= Requirement =
The full set of entries, reproduced exactly, is the expected answer.

= Extracted material =
_____

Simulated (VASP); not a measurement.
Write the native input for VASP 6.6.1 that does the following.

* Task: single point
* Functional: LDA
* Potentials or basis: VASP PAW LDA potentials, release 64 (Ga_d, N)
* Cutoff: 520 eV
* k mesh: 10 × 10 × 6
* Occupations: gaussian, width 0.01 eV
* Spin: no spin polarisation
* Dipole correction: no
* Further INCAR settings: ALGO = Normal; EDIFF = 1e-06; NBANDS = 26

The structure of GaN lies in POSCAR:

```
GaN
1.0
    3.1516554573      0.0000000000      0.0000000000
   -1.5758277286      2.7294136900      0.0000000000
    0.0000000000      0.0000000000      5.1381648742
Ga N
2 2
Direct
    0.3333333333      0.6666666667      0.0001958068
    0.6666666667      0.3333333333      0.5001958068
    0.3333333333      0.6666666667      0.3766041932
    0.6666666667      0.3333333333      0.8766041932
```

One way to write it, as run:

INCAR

_____

= Exercise response =
Simulated (VASP); not a measurement.
Write the native input for VASP 6.6.1 that does the following.

* Task: single point
* Functional: LDA
* Potentials or basis: VASP PAW LDA potentials, release 64 (Ga_d, N)
* Cutoff: 520 eV
* k mesh: 10 × 10 × 6
* Occupations: gaussian, width 0.01 eV
* Spin: no spin polarisation
* Dipole correction: no
* Further INCAR settings: ALGO = Normal; EDIFF = 1e-06; NBANDS = 26

The structure of GaN lies in POSCAR:

```
GaN
1.0
    3.1516554573      0.0000000000      0.0000000000
   -1.5758277286      2.7294136900      0.0000000000
    0.0000000000      0.0000000000      5.1381648742
Ga N
2 2
Direct
    0.3333333333      0.6666666667      0.0001958068
    0.6666666667      0.3333333333      0.5001958068
    0.3333333333      0.6666666667      0.3766041932
    0.6666666667      0.3333333333      0.8766041932
```

One way to write it, as run:

INCAR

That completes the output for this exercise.